MATERIAL PROVIDED:
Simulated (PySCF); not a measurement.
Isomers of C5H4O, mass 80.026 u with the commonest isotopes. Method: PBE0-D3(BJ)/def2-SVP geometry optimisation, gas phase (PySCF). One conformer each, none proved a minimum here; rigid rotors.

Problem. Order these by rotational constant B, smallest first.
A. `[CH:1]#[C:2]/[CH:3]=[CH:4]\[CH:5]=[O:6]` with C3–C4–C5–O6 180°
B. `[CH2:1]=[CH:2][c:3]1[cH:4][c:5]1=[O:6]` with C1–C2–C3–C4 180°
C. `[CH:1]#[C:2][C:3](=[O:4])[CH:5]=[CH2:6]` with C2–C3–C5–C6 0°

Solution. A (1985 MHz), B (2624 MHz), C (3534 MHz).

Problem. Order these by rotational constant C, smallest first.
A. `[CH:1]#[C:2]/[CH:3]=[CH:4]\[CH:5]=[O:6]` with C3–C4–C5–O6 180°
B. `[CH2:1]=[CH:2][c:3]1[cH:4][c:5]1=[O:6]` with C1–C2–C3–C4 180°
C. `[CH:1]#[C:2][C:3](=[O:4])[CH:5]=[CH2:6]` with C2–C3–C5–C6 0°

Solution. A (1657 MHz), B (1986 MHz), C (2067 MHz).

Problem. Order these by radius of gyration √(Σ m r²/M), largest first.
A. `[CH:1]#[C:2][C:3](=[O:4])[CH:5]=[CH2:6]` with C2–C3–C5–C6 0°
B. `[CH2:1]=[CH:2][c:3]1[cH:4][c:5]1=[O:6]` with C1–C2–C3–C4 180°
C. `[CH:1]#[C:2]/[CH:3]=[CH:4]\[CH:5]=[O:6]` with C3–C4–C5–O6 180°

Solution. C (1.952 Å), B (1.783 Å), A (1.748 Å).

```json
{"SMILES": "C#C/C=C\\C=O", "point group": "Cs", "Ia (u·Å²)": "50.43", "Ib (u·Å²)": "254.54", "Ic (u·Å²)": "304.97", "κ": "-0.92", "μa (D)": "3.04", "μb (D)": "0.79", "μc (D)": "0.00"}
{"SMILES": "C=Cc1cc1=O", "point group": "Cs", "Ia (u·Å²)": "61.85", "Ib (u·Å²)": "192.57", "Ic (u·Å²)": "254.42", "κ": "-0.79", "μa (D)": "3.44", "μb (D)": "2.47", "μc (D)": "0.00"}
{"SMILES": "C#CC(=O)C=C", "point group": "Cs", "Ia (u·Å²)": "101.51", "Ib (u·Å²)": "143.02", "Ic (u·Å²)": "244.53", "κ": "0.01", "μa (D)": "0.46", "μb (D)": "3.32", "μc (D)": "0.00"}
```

ASSIGNED TASK: Starting with the first line of the records above, give back each line exactly until the line with "Problem. Order these by rotational constant C, smallest" has been given as well.

WORKED SOLUTION:
Simulated (PySCF); not a measurement.
Isomers of C5H4O, mass 80.026 u with the commonest isotopes. Method: PBE0-D3(BJ)/def2-SVP geometry optimisation, gas phase (PySCF). One conformer each, none proved a minimum here; rigid rotors.

Problem. Order these by rotational constant B, smallest first.
A. `[CH:1]#[C:2]/[CH:3]=[CH:4]\[CH:5]=[O:6]` with C3–C4–C5–O6 180°
B. `[CH2:1]=[CH:2][c:3]1[cH:4][c:5]1=[O:6]` with C1–C2–C3–C4 180°
C. `[CH:1]#[C:2][C:3](=[O:4])[CH:5]=[CH2:6]` with C2–C3–C5–C6 0°

Solution. A (1985 MHz), B (2624 MHz), C (3534 MHz).

Problem. Order these by rotational constant C, smallest first.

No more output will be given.